━━ Entries shown ━━

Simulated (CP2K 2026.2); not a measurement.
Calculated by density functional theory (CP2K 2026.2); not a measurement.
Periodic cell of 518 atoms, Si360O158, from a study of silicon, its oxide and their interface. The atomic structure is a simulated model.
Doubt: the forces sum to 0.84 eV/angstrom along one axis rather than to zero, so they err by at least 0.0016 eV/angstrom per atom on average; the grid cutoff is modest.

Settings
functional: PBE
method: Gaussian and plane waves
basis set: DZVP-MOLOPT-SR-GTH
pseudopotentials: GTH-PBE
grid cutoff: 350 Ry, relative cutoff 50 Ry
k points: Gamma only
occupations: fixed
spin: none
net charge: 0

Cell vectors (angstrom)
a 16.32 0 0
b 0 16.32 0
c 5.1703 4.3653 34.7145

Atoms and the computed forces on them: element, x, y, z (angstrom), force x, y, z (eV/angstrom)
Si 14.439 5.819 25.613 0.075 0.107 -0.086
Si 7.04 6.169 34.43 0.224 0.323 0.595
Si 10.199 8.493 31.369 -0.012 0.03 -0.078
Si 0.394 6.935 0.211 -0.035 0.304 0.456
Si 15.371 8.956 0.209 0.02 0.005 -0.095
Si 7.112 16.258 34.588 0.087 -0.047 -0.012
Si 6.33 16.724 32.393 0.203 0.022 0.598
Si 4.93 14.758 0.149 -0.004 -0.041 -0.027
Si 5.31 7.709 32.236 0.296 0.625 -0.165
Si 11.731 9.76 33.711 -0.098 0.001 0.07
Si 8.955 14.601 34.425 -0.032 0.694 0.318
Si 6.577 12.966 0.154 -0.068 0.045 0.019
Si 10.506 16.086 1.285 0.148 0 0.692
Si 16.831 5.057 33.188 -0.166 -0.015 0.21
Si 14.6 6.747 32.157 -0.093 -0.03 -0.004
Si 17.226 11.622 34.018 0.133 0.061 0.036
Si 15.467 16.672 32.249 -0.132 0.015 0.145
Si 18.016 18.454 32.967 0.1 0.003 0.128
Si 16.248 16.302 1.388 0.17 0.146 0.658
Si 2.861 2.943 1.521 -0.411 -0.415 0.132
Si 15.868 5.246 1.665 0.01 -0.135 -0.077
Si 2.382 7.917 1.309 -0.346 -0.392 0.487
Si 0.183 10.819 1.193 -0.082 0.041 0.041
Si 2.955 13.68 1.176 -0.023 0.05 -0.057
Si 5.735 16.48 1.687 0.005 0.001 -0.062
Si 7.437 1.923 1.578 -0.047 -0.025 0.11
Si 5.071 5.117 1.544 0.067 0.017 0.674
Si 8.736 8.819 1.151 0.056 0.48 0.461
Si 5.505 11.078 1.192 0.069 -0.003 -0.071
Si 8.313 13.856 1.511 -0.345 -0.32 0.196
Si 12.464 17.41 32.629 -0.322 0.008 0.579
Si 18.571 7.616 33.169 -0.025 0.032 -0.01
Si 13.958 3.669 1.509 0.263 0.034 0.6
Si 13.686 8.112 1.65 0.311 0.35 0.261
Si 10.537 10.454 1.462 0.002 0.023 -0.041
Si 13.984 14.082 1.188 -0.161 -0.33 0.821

━━━

Work order — Please restate the records word for word. Go from the first line to the line with "Periodic cell of" and include both.

Result —
Simulated (CP2K 2026.2); not a measurement.
Calculated by density functional theory (CP2K 2026.2); not a measurement.
Periodic cell of 518 atoms, Si360O158, from a study of silicon, its oxide and their interface. The atomic structure is a simulated model.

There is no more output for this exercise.